**Exercise data**
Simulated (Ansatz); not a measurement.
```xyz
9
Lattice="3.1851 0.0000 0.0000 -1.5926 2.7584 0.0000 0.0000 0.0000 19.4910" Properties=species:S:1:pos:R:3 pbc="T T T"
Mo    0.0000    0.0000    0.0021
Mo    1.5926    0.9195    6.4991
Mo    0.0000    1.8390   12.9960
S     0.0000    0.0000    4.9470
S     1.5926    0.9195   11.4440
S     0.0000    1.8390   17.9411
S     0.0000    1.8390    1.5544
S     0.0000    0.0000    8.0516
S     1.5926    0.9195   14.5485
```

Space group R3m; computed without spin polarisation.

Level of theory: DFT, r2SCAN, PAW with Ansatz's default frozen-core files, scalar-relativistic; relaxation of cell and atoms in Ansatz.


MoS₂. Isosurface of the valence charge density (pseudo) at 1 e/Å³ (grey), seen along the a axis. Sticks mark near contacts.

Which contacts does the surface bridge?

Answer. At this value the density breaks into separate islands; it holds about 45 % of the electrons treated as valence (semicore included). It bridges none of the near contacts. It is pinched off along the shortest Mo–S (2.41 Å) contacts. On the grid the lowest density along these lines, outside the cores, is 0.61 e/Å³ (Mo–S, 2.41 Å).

**Work request**
Output the first line of the entries above and every line after it, exactly as written, ending with the line that contains "Which contacts does the surface bridge?".

**Problem solution**
Simulated (Ansatz); not a measurement.
```xyz
9
Lattice="3.1851 0.0000 0.0000 -1.5926 2.7584 0.0000 0.0000 0.0000 19.4910" Properties=species:S:1:pos:R:3 pbc="T T T"
Mo    0.0000    0.0000    0.0021
Mo    1.5926    0.9195    6.4991
Mo    0.0000    1.8390   12.9960
S     0.0000    0.0000    4.9470
S     1.5926    0.9195   11.4440
S     0.0000    1.8390   17.9411
S     0.0000    1.8390    1.5544
S     0.0000    0.0000    8.0516
S     1.5926    0.9195   14.5485
```

Space group R3m; computed without spin polarisation.

Level of theory: DFT, r2SCAN, PAW with Ansatz's default frozen-core files, scalar-relativistic; relaxation of cell and atoms in Ansatz.


MoS₂. Isosurface of the valence charge density (pseudo) at 1 e/Å³ (grey), seen along the a axis. Sticks mark near contacts.

Which contacts does the surface bridge?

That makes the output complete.